☆ ☆ ☆

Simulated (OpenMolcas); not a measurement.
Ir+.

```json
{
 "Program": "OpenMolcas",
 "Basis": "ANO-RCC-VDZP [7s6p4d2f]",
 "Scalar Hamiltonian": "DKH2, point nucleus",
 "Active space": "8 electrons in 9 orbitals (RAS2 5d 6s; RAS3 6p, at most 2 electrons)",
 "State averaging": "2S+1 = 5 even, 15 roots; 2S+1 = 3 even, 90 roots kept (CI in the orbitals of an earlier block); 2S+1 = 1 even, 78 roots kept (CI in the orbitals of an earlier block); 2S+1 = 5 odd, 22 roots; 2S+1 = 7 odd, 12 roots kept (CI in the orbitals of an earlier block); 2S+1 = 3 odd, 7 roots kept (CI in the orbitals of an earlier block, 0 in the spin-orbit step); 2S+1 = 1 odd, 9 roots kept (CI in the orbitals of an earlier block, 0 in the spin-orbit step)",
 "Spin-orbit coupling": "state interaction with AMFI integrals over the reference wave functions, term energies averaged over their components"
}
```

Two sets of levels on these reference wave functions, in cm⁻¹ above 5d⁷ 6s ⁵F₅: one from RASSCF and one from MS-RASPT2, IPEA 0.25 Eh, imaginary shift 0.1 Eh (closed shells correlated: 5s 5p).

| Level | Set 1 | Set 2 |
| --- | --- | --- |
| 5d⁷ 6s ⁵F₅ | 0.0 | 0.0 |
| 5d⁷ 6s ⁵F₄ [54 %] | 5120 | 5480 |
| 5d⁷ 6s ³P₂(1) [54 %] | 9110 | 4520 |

☆ ☆ ☆

REQUIRED ACTION:
Stopping at the line containing "5120 | 5480 |", please repeat exactly every line from the very start of the entries, that line included, and nothing more.

RESPONSE BOX:
Simulated (OpenMolcas); not a measurement.
Ir+.

```json
{
 "Program": "OpenMolcas",
 "Basis": "ANO-RCC-VDZP [7s6p4d2f]",
 "Scalar Hamiltonian": "DKH2, point nucleus",
 "Active space": "8 electrons in 9 orbitals (RAS2 5d 6s; RAS3 6p, at most 2 electrons)",
 "State averaging": "2S+1 = 5 even, 15 roots; 2S+1 = 3 even, 90 roots kept (CI in the orbitals of an earlier block); 2S+1 = 1 even, 78 roots kept (CI in the orbitals of an earlier block); 2S+1 = 5 odd, 22 roots; 2S+1 = 7 odd, 12 roots kept (CI in the orbitals of an earlier block); 2S+1 = 3 odd, 7 roots kept (CI in the orbitals of an earlier block, 0 in the spin-orbit step); 2S+1 = 1 odd, 9 roots kept (CI in the orbitals of an earlier block, 0 in the spin-orbit step)",
 "Spin-orbit coupling": "state interaction with AMFI integrals over the reference wave functions, term energies averaged over their components"
}
```

Two sets of levels on these reference wave functions, in cm⁻¹ above 5d⁷ 6s ⁵F₅: one from RASSCF and one from MS-RASPT2, IPEA 0.25 Eh, imaginary shift 0.1 Eh (closed shells correlated: 5s 5p).

| Level | Set 1 | Set 2 |
| --- | --- | --- |
| 5d⁷ 6s ⁵F₅ | 0.0 | 0.0 |
| 5d⁷ 6s ⁵F₄ [54 %] | 5120 | 5480 |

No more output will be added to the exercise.